* Excerpted records *
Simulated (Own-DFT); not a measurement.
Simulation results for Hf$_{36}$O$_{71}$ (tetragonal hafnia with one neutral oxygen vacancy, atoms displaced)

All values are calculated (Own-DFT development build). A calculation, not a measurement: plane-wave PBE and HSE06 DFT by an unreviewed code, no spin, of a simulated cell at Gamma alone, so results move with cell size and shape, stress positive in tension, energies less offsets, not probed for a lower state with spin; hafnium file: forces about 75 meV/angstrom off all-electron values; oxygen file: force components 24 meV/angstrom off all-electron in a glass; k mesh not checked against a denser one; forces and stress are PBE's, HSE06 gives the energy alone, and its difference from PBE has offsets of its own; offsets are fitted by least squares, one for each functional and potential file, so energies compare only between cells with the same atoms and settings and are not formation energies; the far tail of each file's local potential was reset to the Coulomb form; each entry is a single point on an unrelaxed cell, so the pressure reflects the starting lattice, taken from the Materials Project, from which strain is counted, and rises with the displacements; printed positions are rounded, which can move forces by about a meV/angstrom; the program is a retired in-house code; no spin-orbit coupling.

* Exercise *
The answer should be an exact copy of the lines from the first line of the data through the line with "Simulation results for" and should contain nothing else.

* Task output *
Simulated (Own-DFT); not a measurement.
Simulation results for Hf$_{36}$O$_{71}$ (tetragonal hafnia with one neutral oxygen vacancy, atoms displaced)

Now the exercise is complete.